ASSIGNMENT -> Write the listing below out again exactly, though only as far as the line with "Settings shared by", which is included.

#### DATA EXTRACT ####

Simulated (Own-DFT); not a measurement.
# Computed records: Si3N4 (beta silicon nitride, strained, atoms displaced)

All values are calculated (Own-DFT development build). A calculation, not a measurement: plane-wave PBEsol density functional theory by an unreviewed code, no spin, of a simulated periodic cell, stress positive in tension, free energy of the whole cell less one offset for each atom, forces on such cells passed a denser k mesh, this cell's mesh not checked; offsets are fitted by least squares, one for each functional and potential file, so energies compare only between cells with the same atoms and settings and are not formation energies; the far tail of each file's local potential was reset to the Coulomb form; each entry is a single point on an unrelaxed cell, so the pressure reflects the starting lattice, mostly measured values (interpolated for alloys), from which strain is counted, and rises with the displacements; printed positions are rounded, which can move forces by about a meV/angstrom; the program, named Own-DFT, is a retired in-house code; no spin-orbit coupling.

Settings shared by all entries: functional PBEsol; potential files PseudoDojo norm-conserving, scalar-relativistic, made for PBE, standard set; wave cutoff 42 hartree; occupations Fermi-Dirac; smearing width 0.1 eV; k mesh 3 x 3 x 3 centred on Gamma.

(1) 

####

RESPONSE ->
Simulated (Own-DFT); not a measurement.
# Computed records: Si3N4 (beta silicon nitride, strained, atoms displaced)

All values are calculated (Own-DFT development build). A calculation, not a measurement: plane-wave PBEsol density functional theory by an unreviewed code, no spin, of a simulated periodic cell, stress positive in tension, free energy of the whole cell less one offset for each atom, forces on such cells passed a denser k mesh, this cell's mesh not checked; offsets are fitted by least squares, one for each functional and potential file, so energies compare only between cells with the same atoms and settings and are not formation energies; the far tail of each file's local potential was reset to the Coulomb form; each entry is a single point on an unrelaxed cell, so the pressure reflects the starting lattice, mostly measured values (interpolated for alloys), from which strain is counted, and rises with the displacements; printed positions are rounded, which can move forces by about a meV/angstrom; the program, named Own-DFT, is a retired in-house code; no spin-orbit coupling.

Settings shared by all entries: functional PBEsol; potential files PseudoDojo norm-conserving, scalar-relativistic, made for PBE, standard set; wave cutoff 42 hartree; occupations Fermi-Dirac; smearing width 0.1 eV; k mesh 3 x 3 x 3 centred on Gamma.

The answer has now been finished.